* **RECORD EXCERPTS**
————————

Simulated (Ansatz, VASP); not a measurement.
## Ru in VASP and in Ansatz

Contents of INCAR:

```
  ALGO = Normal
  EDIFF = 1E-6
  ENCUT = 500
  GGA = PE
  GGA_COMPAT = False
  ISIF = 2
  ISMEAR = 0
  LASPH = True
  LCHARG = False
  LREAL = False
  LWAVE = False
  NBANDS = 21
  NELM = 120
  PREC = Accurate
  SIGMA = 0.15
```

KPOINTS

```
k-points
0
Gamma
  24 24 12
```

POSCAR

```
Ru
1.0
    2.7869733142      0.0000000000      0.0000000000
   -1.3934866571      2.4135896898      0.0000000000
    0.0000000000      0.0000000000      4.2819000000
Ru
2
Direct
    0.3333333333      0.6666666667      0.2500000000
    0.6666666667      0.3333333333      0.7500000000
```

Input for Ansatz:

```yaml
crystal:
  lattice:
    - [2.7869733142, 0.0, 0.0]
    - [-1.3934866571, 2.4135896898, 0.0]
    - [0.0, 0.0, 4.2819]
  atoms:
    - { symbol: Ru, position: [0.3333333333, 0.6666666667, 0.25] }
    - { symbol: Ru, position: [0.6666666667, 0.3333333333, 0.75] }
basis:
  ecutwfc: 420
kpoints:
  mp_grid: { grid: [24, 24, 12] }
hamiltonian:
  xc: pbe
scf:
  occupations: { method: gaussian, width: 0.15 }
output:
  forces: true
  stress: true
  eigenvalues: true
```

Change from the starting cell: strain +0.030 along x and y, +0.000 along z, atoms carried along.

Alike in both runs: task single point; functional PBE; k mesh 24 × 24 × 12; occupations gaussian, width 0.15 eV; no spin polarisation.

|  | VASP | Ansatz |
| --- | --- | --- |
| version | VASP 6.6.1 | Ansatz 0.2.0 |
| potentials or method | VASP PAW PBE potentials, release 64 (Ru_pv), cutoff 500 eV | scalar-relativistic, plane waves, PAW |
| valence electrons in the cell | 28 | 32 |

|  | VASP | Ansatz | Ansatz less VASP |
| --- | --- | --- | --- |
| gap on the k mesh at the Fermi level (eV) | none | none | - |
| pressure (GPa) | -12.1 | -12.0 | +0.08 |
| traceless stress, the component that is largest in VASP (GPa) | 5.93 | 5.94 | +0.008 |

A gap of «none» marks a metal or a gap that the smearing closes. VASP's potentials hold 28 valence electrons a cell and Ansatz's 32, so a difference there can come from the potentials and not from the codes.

————————

* **WORK ITEM**
The line with "waves, PAW |" marks the end; reproduce exactly every line from the start of the entries up to it, that line included.

* **WRITTEN SOLUTION**
Simulated (Ansatz, VASP); not a measurement.
## Ru in VASP and in Ansatz

Contents of INCAR:

```
  ALGO = Normal
  EDIFF = 1E-6
  ENCUT = 500
  GGA = PE
  GGA_COMPAT = False
  ISIF = 2
  ISMEAR = 0
  LASPH = True
  LCHARG = False
  LREAL = False
  LWAVE = False
  NBANDS = 21
  NELM = 120
  PREC = Accurate
  SIGMA = 0.15
```

KPOINTS

```
k-points
0
Gamma
  24 24 12
```

POSCAR

```
Ru
1.0
    2.7869733142      0.0000000000      0.0000000000
   -1.3934866571      2.4135896898      0.0000000000
    0.0000000000      0.0000000000      4.2819000000
Ru
2
Direct
    0.3333333333      0.6666666667      0.2500000000
    0.6666666667      0.3333333333      0.7500000000
```

Input for Ansatz:

```yaml
crystal:
  lattice:
    - [2.7869733142, 0.0, 0.0]
    - [-1.3934866571, 2.4135896898, 0.0]
    - [0.0, 0.0, 4.2819]
  atoms:
    - { symbol: Ru, position: [0.3333333333, 0.6666666667, 0.25] }
    - { symbol: Ru, position: [0.6666666667, 0.3333333333, 0.75] }
basis:
  ecutwfc: 420
kpoints:
  mp_grid: { grid: [24, 24, 12] }
hamiltonian:
  xc: pbe
scf:
  occupations: { method: gaussian, width: 0.15 }
output:
  forces: true
  stress: true
  eigenvalues: true
```

Change from the starting cell: strain +0.030 along x and y, +0.000 along z, atoms carried along.

Alike in both runs: task single point; functional PBE; k mesh 24 × 24 × 12; occupations gaussian, width 0.15 eV; no spin polarisation.

|  | VASP | Ansatz |
| --- | --- | --- |
| version | VASP 6.6.1 | Ansatz 0.2.0 |
| potentials or method | VASP PAW PBE potentials, release 64 (Ru_pv), cutoff 500 eV | scalar-relativistic, plane waves, PAW |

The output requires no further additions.